Take the data below. Output it exactly from its first line through the line containing "First-principles dynamics of".

-- -- --
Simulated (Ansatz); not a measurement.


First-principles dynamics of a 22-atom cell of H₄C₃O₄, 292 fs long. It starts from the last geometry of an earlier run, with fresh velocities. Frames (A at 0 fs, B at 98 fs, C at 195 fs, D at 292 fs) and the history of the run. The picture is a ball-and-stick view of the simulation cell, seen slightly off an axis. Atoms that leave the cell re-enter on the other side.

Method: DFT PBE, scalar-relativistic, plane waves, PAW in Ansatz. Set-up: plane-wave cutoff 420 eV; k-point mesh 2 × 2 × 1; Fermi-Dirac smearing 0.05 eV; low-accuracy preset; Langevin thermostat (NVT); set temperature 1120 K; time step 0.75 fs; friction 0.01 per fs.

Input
-- -- --

▶ [Worked solution]
Simulated (Ansatz); not a measurement.


First-principles dynamics of a 22-atom cell of H₄C₃O₄, 292 fs long. It starts from the last geometry of an earlier run, with fresh velocities. Frames (A at 0 fs, B at 98 fs, C at 195 fs, D at 292 fs) and the history of the run. The picture is a ball-and-stick view of the simulation cell, seen slightly off an axis. Atoms that leave the cell re-enter on the other side.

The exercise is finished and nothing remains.